- [WORK REQUEST] Extract each record and reproduce it exactly.

- [RECORD SET]
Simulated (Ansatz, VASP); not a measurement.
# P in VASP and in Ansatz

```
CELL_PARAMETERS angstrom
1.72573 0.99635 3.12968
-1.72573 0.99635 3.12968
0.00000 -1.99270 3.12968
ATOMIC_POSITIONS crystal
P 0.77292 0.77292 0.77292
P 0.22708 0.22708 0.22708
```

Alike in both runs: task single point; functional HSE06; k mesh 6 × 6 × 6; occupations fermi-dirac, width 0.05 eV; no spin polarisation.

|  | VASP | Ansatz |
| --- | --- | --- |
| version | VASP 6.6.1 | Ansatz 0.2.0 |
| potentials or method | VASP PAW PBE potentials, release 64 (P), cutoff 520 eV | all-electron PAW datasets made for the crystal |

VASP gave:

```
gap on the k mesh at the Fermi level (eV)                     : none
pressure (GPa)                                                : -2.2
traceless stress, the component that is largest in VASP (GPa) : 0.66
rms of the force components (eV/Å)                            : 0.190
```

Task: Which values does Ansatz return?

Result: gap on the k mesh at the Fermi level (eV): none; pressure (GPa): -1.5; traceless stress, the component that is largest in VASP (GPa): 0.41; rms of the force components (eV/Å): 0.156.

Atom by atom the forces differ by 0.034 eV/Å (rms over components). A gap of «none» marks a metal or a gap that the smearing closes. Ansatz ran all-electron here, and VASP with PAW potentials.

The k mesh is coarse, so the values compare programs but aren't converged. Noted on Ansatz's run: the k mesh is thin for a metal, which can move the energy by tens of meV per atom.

- [RESPONSE BOX]
Simulated (Ansatz, VASP); not a measurement.
# P in VASP and in Ansatz

```
CELL_PARAMETERS angstrom
1.72573 0.99635 3.12968
-1.72573 0.99635 3.12968
0.00000 -1.99270 3.12968
ATOMIC_POSITIONS crystal
P 0.77292 0.77292 0.77292
P 0.22708 0.22708 0.22708
```

Alike in both runs: task single point; functional HSE06; k mesh 6 × 6 × 6; occupations fermi-dirac, width 0.05 eV; no spin polarisation.

|  | VASP | Ansatz |
| --- | --- | --- |
| version | VASP 6.6.1 | Ansatz 0.2.0 |
| potentials or method | VASP PAW PBE potentials, release 64 (P), cutoff 520 eV | all-electron PAW datasets made for the crystal |

VASP gave:

```
gap on the k mesh at the Fermi level (eV)                     : none
pressure (GPa)                                                : -2.2
traceless stress, the component that is largest in VASP (GPa) : 0.66
rms of the force components (eV/Å)                            : 0.190
```

Task: Which values does Ansatz return?

Result: gap on the k mesh at the Fermi level (eV): none; pressure (GPa): -1.5; traceless stress, the component that is largest in VASP (GPa): 0.41; rms of the force components (eV/Å): 0.156.

Atom by atom the forces differ by 0.034 eV/Å (rms over components). A gap of «none» marks a metal or a gap that the smearing closes. Ansatz ran all-electron here, and VASP with PAW potentials.

The k mesh is coarse, so the values compare programs but aren't converged. Noted on Ansatz's run: the k mesh is thin for a metal, which can move the energy by tens of meV per atom.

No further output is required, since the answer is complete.